*REQUIRED ACTION*.
Output the data in full and exactly as presented.

*RECORD EXTRACTS*.
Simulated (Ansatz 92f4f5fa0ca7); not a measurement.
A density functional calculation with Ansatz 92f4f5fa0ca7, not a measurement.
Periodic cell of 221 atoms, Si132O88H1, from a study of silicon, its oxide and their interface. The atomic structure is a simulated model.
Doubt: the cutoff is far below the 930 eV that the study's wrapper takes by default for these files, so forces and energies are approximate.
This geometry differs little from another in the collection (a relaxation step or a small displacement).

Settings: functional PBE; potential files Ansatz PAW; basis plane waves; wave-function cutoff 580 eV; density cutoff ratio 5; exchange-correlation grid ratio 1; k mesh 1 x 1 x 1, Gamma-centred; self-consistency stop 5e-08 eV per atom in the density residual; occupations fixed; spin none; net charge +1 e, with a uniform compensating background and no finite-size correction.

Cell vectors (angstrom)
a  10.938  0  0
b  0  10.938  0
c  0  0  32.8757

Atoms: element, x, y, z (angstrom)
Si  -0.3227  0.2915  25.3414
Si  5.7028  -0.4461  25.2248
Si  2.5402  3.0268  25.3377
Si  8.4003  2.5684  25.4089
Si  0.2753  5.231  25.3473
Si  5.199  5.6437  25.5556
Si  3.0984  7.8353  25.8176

*WORKED SOLUTION*.
Simulated (Ansatz 92f4f5fa0ca7); not a measurement.
A density functional calculation with Ansatz 92f4f5fa0ca7, not a measurement.
Periodic cell of 221 atoms, Si132O88H1, from a study of silicon, its oxide and their interface. The atomic structure is a simulated model.
Doubt: the cutoff is far below the 930 eV that the study's wrapper takes by default for these files, so forces and energies are approximate.
This geometry differs little from another in the collection (a relaxation step or a small displacement).

Settings: functional PBE; potential files Ansatz PAW; basis plane waves; wave-function cutoff 580 eV; density cutoff ratio 5; exchange-correlation grid ratio 1; k mesh 1 x 1 x 1, Gamma-centred; self-consistency stop 5e-08 eV per atom in the density residual; occupations fixed; spin none; net charge +1 e, with a uniform compensating background and no finite-size correction.

Cell vectors (angstrom)
a  10.938  0  0
b  0  10.938  0
c  0  0  32.8757

Atoms: element, x, y, z (angstrom)
Si  -0.3227  0.2915  25.3414
Si  5.7028  -0.4461  25.2248
Si  2.5402  3.0268  25.3377
Si  8.4003  2.5684  25.4089
Si  0.2753  5.231  25.3473
Si  5.199  5.6437  25.5556
Si  3.0984  7.8353  25.8176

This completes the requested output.